The data below holds the lines to copy: everything from the line containing "Computed with CoolProp" to the line containing "- 140.65 °C", both ends included, set down exactly.

%%

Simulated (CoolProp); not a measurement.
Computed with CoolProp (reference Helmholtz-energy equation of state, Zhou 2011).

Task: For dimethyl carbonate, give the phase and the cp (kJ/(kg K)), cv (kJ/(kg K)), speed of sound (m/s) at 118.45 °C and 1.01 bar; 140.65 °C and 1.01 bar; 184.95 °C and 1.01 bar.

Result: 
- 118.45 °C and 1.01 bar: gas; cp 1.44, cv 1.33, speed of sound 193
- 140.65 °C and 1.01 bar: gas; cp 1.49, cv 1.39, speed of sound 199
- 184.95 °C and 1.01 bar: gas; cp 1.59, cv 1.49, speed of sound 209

%%

> [Worked solution]
Computed with CoolProp (reference Helmholtz-energy equation of state, Zhou 2011).

Task: For dimethyl carbonate, give the phase and the cp (kJ/(kg K)), cv (kJ/(kg K)), speed of sound (m/s) at 118.45 °C and 1.01 bar; 140.65 °C and 1.01 bar; 184.95 °C and 1.01 bar.

Result: 
- 118.45 °C and 1.01 bar: gas; cp 1.44, cv 1.33, speed of sound 193
- 140.65 °C and 1.01 bar: gas; cp 1.49, cv 1.39, speed of sound 199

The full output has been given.